= = = = =

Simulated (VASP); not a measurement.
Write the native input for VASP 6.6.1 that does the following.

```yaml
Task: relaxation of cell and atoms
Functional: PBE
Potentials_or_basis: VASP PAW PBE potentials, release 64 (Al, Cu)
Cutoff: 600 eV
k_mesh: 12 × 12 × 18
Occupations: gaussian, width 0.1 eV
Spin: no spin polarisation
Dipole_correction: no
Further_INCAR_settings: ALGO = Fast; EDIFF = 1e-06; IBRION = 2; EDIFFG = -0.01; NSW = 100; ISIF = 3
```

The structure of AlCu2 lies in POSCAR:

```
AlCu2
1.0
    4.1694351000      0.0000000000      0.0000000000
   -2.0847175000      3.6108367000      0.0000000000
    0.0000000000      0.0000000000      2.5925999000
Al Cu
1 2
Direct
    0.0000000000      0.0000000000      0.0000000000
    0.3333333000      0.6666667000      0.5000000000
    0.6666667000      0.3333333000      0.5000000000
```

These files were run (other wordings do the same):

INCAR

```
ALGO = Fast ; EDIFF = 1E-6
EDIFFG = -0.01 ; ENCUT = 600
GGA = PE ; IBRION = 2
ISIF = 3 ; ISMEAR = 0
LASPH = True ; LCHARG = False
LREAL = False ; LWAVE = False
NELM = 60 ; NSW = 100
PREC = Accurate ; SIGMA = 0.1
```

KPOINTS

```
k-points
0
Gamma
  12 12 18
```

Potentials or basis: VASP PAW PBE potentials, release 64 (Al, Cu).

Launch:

= = = = =

Once you have read the listing, retype it in full, word for word.

Simulated (VASP); not a measurement.
Write the native input for VASP 6.6.1 that does the following.

```yaml
Task: relaxation of cell and atoms
Functional: PBE
Potentials_or_basis: VASP PAW PBE potentials, release 64 (Al, Cu)
Cutoff: 600 eV
k_mesh: 12 × 12 × 18
Occupations: gaussian, width 0.1 eV
Spin: no spin polarisation
Dipole_correction: no
Further_INCAR_settings: ALGO = Fast; EDIFF = 1e-06; IBRION = 2; EDIFFG = -0.01; NSW = 100; ISIF = 3
```

The structure of AlCu2 lies in POSCAR:

```
AlCu2
1.0
    4.1694351000      0.0000000000      0.0000000000
   -2.0847175000      3.6108367000      0.0000000000
    0.0000000000      0.0000000000      2.5925999000
Al Cu
1 2
Direct
    0.0000000000      0.0000000000      0.0000000000
    0.3333333000      0.6666667000      0.5000000000
    0.6666667000      0.3333333000      0.5000000000
```

These files were run (other wordings do the same):

INCAR

```
ALGO = Fast ; EDIFF = 1E-6
EDIFFG = -0.01 ; ENCUT = 600
GGA = PE ; IBRION = 2
ISIF = 3 ; ISMEAR = 0
LASPH = True ; LCHARG = False
LREAL = False ; LWAVE = False
NELM = 60 ; NSW = 100
PREC = Accurate ; SIGMA = 0.1
```

KPOINTS

```
k-points
0
Gamma
  12 12 18
```

Potentials or basis: VASP PAW PBE potentials, release 64 (Al, Cu).

Launch:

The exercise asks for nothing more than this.